● **Work item**
All entries must be transcribed without a single difference.

● **Supplied information**
===============

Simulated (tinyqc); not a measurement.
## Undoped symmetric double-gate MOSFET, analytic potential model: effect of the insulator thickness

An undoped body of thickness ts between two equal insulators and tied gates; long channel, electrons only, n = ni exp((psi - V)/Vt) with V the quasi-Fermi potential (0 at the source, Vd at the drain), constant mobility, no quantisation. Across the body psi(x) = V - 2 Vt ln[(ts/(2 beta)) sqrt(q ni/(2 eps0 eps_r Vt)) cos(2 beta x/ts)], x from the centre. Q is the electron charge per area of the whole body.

===============

● **Exercise solution**
Simulated (tinyqc); not a measurement.
## Undoped symmetric double-gate MOSFET, analytic potential model: effect of the insulator thickness

An undoped body of thickness ts between two equal insulators and tied gates; long channel, electrons only, n = ni exp((psi - V)/Vt) with V the quasi-Fermi potential (0 at the source, Vd at the drain), constant mobility, no quantisation. Across the body psi(x) = V - 2 Vt ln[(ts/(2 beta)) sqrt(q ni/(2 eps0 eps_r Vt)) cos(2 beta x/ts)], x from the centre. Q is the electron charge per area of the whole body.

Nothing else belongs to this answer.